» DATASET EXCERPTS:
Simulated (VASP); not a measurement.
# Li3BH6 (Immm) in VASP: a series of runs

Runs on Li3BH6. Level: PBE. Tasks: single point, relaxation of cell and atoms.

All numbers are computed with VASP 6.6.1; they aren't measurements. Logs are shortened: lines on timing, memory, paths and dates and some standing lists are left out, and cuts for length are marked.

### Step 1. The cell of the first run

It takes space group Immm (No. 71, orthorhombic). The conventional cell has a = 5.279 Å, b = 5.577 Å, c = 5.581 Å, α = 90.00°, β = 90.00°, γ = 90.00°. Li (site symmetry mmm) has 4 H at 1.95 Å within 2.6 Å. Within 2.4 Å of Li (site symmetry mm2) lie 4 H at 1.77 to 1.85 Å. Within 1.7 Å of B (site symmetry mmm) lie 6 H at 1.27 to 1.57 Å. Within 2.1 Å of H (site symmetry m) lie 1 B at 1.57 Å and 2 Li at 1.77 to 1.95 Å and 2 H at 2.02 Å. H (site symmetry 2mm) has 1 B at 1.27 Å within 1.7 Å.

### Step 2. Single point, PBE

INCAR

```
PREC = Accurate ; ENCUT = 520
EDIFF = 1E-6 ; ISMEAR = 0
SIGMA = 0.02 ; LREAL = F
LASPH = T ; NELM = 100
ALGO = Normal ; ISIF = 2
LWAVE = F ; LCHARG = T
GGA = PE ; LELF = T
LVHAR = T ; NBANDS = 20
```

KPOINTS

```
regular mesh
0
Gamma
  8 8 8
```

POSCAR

» WORK INSTRUCTION: Starting at the top of the listing above, repeat every line exactly until the line that contains "Runs on Li3BH6." has been repeated too.

» RESULT:
Simulated (VASP); not a measurement.
# Li3BH6 (Immm) in VASP: a series of runs

Runs on Li3BH6. Level: PBE. Tasks: single point, relaxation of cell and atoms.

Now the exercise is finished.